--- Input data Enclosed Below ---

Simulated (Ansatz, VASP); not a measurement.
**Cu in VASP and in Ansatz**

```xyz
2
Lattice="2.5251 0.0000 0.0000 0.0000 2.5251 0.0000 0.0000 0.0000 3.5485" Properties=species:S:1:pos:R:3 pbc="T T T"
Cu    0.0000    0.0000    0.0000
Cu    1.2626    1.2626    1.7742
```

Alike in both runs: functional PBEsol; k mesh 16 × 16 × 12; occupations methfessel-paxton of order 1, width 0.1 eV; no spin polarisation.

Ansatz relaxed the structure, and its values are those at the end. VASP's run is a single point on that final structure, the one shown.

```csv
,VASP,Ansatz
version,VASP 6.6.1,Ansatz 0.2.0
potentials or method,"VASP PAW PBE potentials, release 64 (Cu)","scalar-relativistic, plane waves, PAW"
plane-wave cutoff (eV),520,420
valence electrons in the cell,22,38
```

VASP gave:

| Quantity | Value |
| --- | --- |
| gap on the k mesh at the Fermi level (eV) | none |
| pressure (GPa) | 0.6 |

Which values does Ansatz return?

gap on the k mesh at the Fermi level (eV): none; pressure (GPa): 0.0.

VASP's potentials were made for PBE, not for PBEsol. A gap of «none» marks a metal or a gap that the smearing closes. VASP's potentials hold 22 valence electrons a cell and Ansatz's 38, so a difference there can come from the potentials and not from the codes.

--- End of Enclosed Input data ---

*Exercise*.
Begin with the line above that has "(eV) | none |" and continue through the line that has "gap on the k mesh at the Fermi level (eV): none;", setting each one down exactly. Stop there.

*Worked solution*.
| gap on the k mesh at the Fermi level (eV) | none |
| pressure (GPa) | 0.6 |

Which values does Ansatz return?

gap on the k mesh at the Fermi level (eV): none; pressure (GPa): 0.0.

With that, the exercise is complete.